-- DATA PROVIDED follows --

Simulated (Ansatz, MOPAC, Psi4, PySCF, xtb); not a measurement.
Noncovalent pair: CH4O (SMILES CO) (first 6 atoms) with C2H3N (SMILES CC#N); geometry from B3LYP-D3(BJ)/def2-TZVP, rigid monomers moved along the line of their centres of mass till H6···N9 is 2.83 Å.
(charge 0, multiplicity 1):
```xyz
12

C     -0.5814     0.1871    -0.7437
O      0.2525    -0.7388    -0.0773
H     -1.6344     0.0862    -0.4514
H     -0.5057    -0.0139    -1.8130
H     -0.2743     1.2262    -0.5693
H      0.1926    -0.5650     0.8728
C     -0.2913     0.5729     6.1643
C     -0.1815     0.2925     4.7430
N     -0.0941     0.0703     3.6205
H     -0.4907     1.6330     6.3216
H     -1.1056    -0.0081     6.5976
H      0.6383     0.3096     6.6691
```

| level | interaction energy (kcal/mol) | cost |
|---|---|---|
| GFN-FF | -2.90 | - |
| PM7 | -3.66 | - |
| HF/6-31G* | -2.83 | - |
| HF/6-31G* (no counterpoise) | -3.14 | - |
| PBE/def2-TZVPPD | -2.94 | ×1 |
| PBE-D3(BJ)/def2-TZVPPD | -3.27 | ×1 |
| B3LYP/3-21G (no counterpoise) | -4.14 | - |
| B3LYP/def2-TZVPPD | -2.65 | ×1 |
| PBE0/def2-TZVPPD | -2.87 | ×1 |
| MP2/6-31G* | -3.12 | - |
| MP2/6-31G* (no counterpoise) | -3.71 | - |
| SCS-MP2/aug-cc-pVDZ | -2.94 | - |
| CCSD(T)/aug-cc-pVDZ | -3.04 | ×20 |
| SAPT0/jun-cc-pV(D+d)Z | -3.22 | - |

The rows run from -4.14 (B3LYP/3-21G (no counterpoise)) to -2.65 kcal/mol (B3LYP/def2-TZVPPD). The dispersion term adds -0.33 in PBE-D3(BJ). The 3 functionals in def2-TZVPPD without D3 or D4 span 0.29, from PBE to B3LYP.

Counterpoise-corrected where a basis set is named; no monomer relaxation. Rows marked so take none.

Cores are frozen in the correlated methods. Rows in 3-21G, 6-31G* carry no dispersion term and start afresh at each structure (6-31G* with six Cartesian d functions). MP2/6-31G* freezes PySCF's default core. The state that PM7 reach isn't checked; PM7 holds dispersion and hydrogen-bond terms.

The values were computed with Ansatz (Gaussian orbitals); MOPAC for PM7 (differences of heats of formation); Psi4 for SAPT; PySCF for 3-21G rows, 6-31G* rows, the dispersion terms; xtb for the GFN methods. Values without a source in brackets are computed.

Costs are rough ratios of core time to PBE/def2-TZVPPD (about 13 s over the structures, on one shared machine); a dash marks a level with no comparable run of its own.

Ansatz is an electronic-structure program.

-- DATA PROVIDED concluded --

→ **WORK REQUEST**: Nothing outside this range should appear: the lines from the start of the listing through the line with "Counterpoise-corrected where a", each reproduced exactly, both ends included.

→ **WRITTEN SOLUTION**:
Simulated (Ansatz, MOPAC, Psi4, PySCF, xtb); not a measurement.
Noncovalent pair: CH4O (SMILES CO) (first 6 atoms) with C2H3N (SMILES CC#N); geometry from B3LYP-D3(BJ)/def2-TZVP, rigid monomers moved along the line of their centres of mass till H6···N9 is 2.83 Å.
(charge 0, multiplicity 1):
```xyz
12

C     -0.5814     0.1871    -0.7437
O      0.2525    -0.7388    -0.0773
H     -1.6344     0.0862    -0.4514
H     -0.5057    -0.0139    -1.8130
H     -0.2743     1.2262    -0.5693
H      0.1926    -0.5650     0.8728
C     -0.2913     0.5729     6.1643
C     -0.1815     0.2925     4.7430
N     -0.0941     0.0703     3.6205
H     -0.4907     1.6330     6.3216
H     -1.1056    -0.0081     6.5976
H      0.6383     0.3096     6.6691
```

| level | interaction energy (kcal/mol) | cost |
|---|---|---|
| GFN-FF | -2.90 | - |
| PM7 | -3.66 | - |
| HF/6-31G* | -2.83 | - |
| HF/6-31G* (no counterpoise) | -3.14 | - |
| PBE/def2-TZVPPD | -2.94 | ×1 |
| PBE-D3(BJ)/def2-TZVPPD | -3.27 | ×1 |
| B3LYP/3-21G (no counterpoise) | -4.14 | - |
| B3LYP/def2-TZVPPD | -2.65 | ×1 |
| PBE0/def2-TZVPPD | -2.87 | ×1 |
| MP2/6-31G* | -3.12 | - |
| MP2/6-31G* (no counterpoise) | -3.71 | - |
| SCS-MP2/aug-cc-pVDZ | -2.94 | - |
| CCSD(T)/aug-cc-pVDZ | -3.04 | ×20 |
| SAPT0/jun-cc-pV(D+d)Z | -3.22 | - |

The rows run from -4.14 (B3LYP/3-21G (no counterpoise)) to -2.65 kcal/mol (B3LYP/def2-TZVPPD). The dispersion term adds -0.33 in PBE-D3(BJ). The 3 functionals in def2-TZVPPD without D3 or D4 span 0.29, from PBE to B3LYP.

Counterpoise-corrected where a basis set is named; no monomer relaxation. Rows marked so take none.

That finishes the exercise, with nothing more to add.